- _Activity_
Each record below is to be set down again precisely.

- _Dataset_
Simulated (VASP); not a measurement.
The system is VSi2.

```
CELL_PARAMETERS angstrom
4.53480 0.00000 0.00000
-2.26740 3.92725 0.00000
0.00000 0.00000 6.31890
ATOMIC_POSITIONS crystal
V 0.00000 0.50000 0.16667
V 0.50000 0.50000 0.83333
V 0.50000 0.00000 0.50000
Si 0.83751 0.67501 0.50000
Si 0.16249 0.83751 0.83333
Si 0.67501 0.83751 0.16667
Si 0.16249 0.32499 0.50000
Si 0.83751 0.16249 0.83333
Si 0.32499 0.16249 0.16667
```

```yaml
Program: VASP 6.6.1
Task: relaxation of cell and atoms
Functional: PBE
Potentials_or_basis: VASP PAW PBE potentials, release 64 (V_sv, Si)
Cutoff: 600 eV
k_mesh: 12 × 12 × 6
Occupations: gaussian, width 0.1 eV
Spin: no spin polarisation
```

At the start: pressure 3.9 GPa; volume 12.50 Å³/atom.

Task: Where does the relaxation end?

- _Response_
Simulated (VASP); not a measurement.
The system is VSi2.

```
CELL_PARAMETERS angstrom
4.53480 0.00000 0.00000
-2.26740 3.92725 0.00000
0.00000 0.00000 6.31890
ATOMIC_POSITIONS crystal
V 0.00000 0.50000 0.16667
V 0.50000 0.50000 0.83333
V 0.50000 0.00000 0.50000
Si 0.83751 0.67501 0.50000
Si 0.16249 0.83751 0.83333
Si 0.67501 0.83751 0.16667
Si 0.16249 0.32499 0.50000
Si 0.83751 0.16249 0.83333
Si 0.32499 0.16249 0.16667
```

```yaml
Program: VASP 6.6.1
Task: relaxation of cell and atoms
Functional: PBE
Potentials_or_basis: VASP PAW PBE potentials, release 64 (V_sv, Si)
Cutoff: 600 eV
k_mesh: 12 × 12 × 6
Occupations: gaussian, width 0.1 eV
Spin: no spin polarisation
```

At the start: pressure 3.9 GPa; volume 12.50 Å³/atom.

Task: Where does the relaxation end?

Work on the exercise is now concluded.